- [Work task]
The answer must be an exact transcription of every record.

- [Data]
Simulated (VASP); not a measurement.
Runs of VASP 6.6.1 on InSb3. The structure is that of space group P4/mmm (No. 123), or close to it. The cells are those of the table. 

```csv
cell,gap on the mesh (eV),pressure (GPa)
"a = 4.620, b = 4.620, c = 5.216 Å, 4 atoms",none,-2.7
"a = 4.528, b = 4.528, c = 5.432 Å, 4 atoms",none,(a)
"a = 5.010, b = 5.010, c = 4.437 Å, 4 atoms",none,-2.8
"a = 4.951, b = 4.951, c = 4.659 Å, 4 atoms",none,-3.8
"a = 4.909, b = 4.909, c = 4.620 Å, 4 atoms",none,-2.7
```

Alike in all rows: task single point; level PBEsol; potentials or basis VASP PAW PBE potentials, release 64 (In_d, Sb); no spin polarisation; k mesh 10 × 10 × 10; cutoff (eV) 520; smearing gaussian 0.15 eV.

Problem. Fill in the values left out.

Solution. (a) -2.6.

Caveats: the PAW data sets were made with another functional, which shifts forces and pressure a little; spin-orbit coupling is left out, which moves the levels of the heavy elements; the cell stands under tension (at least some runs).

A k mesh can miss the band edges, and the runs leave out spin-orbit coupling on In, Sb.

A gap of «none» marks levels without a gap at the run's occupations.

- [Task output]
Simulated (VASP); not a measurement.
Runs of VASP 6.6.1 on InSb3. The structure is that of space group P4/mmm (No. 123), or close to it. The cells are those of the table. 

```csv
cell,gap on the mesh (eV),pressure (GPa)
"a = 4.620, b = 4.620, c = 5.216 Å, 4 atoms",none,-2.7
"a = 4.528, b = 4.528, c = 5.432 Å, 4 atoms",none,(a)
"a = 5.010, b = 5.010, c = 4.437 Å, 4 atoms",none,-2.8
"a = 4.951, b = 4.951, c = 4.659 Å, 4 atoms",none,-3.8
"a = 4.909, b = 4.909, c = 4.620 Å, 4 atoms",none,-2.7
```

Alike in all rows: task single point; level PBEsol; potentials or basis VASP PAW PBE potentials, release 64 (In_d, Sb); no spin polarisation; k mesh 10 × 10 × 10; cutoff (eV) 520; smearing gaussian 0.15 eV.

Problem. Fill in the values left out.

Solution. (a) -2.6.

Caveats: the PAW data sets were made with another functional, which shifts forces and pressure a little; spin-orbit coupling is left out, which moves the levels of the heavy elements; the cell stands under tension (at least some runs).

A k mesh can miss the band edges, and the runs leave out spin-orbit coupling on In, Sb.

A gap of «none» marks levels without a gap at the run's occupations.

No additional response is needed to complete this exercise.